Quote the data below in full, please, without altering anything.

####
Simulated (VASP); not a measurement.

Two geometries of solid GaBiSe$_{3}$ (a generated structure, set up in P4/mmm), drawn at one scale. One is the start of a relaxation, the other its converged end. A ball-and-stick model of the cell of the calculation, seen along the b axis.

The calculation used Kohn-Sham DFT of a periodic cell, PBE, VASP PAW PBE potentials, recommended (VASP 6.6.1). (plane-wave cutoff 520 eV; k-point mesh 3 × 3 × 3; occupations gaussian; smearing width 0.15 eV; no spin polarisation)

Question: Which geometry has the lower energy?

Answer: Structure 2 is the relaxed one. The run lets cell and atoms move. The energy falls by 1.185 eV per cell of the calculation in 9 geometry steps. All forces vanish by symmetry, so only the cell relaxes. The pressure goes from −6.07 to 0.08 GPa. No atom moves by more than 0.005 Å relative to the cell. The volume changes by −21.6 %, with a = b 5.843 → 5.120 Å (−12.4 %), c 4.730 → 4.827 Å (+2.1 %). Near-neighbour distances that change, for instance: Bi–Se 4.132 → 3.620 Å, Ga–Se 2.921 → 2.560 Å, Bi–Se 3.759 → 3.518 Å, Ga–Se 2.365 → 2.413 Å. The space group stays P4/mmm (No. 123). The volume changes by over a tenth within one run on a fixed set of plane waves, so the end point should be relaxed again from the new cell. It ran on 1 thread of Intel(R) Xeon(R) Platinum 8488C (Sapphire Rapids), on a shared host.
####

» Exercise solution
Simulated (VASP); not a measurement.

Two geometries of solid GaBiSe$_{3}$ (a generated structure, set up in P4/mmm), drawn at one scale. One is the start of a relaxation, the other its converged end. A ball-and-stick model of the cell of the calculation, seen along the b axis.

The calculation used Kohn-Sham DFT of a periodic cell, PBE, VASP PAW PBE potentials, recommended (VASP 6.6.1). (plane-wave cutoff 520 eV; k-point mesh 3 × 3 × 3; occupations gaussian; smearing width 0.15 eV; no spin polarisation)

Question: Which geometry has the lower energy?

Answer: Structure 2 is the relaxed one. The run lets cell and atoms move. The energy falls by 1.185 eV per cell of the calculation in 9 geometry steps. All forces vanish by symmetry, so only the cell relaxes. The pressure goes from −6.07 to 0.08 GPa. No atom moves by more than 0.005 Å relative to the cell. The volume changes by −21.6 %, with a = b 5.843 → 5.120 Å (−12.4 %), c 4.730 → 4.827 Å (+2.1 %). Near-neighbour distances that change, for instance: Bi–Se 4.132 → 3.620 Å, Ga–Se 2.921 → 2.560 Å, Bi–Se 3.759 → 3.518 Å, Ga–Se 2.365 → 2.413 Å. The space group stays P4/mmm (No. 123). The volume changes by over a tenth within one run on a fixed set of plane waves, so the end point should be relaxed again from the new cell. It ran on 1 thread of Intel(R) Xeon(R) Platinum 8488C (Sapphire Rapids), on a shared host.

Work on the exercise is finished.